In the material below, the lines from the one containing "P(2+) (upper) |" through the one containing "A double-zeta basis" are to be given again exactly, ends included, and no others.

=-=-=

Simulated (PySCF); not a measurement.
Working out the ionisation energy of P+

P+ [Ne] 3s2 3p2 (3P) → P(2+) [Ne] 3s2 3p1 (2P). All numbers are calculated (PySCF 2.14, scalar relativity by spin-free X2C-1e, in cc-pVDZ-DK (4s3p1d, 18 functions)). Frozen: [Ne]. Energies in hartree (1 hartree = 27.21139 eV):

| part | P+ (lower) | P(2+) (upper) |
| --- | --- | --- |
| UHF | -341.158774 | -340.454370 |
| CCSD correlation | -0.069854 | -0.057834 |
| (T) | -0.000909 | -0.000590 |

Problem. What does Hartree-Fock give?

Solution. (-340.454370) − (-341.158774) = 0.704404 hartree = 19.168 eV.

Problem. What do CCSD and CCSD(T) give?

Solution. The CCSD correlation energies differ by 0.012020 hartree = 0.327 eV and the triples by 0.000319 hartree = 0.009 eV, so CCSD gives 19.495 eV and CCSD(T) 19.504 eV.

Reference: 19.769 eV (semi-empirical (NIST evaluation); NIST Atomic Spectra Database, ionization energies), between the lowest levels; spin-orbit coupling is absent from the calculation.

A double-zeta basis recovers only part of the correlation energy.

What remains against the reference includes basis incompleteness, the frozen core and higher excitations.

=-=-=

PROBLEM SOLUTION:
| part | P+ (lower) | P(2+) (upper) |
| --- | --- | --- |
| UHF | -341.158774 | -340.454370 |
| CCSD correlation | -0.069854 | -0.057834 |
| (T) | -0.000909 | -0.000590 |

Problem. What does Hartree-Fock give?

Solution. (-340.454370) − (-341.158774) = 0.704404 hartree = 19.168 eV.

Problem. What do CCSD and CCSD(T) give?

Solution. The CCSD correlation energies differ by 0.012020 hartree = 0.327 eV and the triples by 0.000319 hartree = 0.009 eV, so CCSD gives 19.495 eV and CCSD(T) 19.504 eV.

Reference: 19.769 eV (semi-empirical (NIST evaluation); NIST Atomic Spectra Database, ionization energies), between the lowest levels; spin-orbit coupling is absent from the calculation.

A double-zeta basis recovers only part of the correlation energy.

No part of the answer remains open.